▶ [Work order] Go through the data below and retype all of it exactly.

★ ★ ★ ★ ★

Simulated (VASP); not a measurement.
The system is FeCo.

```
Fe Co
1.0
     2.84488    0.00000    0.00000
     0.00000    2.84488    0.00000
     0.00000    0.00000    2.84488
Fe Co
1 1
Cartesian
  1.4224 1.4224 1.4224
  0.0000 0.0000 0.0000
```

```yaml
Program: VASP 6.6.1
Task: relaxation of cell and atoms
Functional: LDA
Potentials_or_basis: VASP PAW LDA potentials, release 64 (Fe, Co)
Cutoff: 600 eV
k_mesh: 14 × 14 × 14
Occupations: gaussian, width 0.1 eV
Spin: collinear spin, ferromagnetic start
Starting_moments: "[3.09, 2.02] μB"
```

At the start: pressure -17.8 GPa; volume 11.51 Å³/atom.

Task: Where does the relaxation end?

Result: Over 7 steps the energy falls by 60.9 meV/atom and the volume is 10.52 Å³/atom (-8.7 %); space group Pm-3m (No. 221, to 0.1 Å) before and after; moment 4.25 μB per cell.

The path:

★ ★ ★ ★ ★

▶ [Task result]
Simulated (VASP); not a measurement.
The system is FeCo.

```
Fe Co
1.0
     2.84488    0.00000    0.00000
     0.00000    2.84488    0.00000
     0.00000    0.00000    2.84488
Fe Co
1 1
Cartesian
  1.4224 1.4224 1.4224
  0.0000 0.0000 0.0000
```

```yaml
Program: VASP 6.6.1
Task: relaxation of cell and atoms
Functional: LDA
Potentials_or_basis: VASP PAW LDA potentials, release 64 (Fe, Co)
Cutoff: 600 eV
k_mesh: 14 × 14 × 14
Occupations: gaussian, width 0.1 eV
Spin: collinear spin, ferromagnetic start
Starting_moments: "[3.09, 2.02] μB"
```

At the start: pressure -17.8 GPa; volume 11.51 Å³/atom.

Task: Where does the relaxation end?

Result: Over 7 steps the energy falls by 60.9 meV/atom and the volume is 10.52 Å³/atom (-8.7 %); space group Pm-3m (No. 221, to 0.1 Å) before and after; moment 4.25 μB per cell.

The path:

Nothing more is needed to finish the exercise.